Work task: Every entry below needs to be repeated exactly as written.

Exercise data:

--- START ---

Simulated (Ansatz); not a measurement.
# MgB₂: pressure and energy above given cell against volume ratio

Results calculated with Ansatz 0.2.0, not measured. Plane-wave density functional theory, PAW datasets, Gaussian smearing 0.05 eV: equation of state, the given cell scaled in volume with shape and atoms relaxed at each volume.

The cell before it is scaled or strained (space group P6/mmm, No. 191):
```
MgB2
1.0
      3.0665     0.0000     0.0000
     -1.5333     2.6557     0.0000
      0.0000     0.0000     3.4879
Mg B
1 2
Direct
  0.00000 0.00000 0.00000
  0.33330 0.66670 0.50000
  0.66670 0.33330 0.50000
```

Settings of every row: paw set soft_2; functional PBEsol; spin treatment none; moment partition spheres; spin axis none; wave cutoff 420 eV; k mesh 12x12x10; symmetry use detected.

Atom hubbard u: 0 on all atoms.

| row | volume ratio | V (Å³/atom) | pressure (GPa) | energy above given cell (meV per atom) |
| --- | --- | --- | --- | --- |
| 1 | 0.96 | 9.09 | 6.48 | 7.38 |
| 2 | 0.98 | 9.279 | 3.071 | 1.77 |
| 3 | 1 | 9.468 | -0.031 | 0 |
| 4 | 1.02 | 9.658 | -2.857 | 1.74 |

--- END ---

Exercise solution:
Simulated (Ansatz); not a measurement.
# MgB₂: pressure and energy above given cell against volume ratio

Results calculated with Ansatz 0.2.0, not measured. Plane-wave density functional theory, PAW datasets, Gaussian smearing 0.05 eV: equation of state, the given cell scaled in volume with shape and atoms relaxed at each volume.

The cell before it is scaled or strained (space group P6/mmm, No. 191):
```
MgB2
1.0
      3.0665     0.0000     0.0000
     -1.5333     2.6557     0.0000
      0.0000     0.0000     3.4879
Mg B
1 2
Direct
  0.00000 0.00000 0.00000
  0.33330 0.66670 0.50000
  0.66670 0.33330 0.50000
```

Settings of every row: paw set soft_2; functional PBEsol; spin treatment none; moment partition spheres; spin axis none; wave cutoff 420 eV; k mesh 12x12x10; symmetry use detected.

Atom hubbard u: 0 on all atoms.

| row | volume ratio | V (Å³/atom) | pressure (GPa) | energy above given cell (meV per atom) |
| --- | --- | --- | --- | --- |
| 1 | 0.96 | 9.09 | 6.48 | 7.38 |
| 2 | 0.98 | 9.279 | 3.071 | 1.77 |
| 3 | 1 | 9.468 | -0.031 | 0 |
| 4 | 1.02 | 9.658 | -2.857 | 1.74 |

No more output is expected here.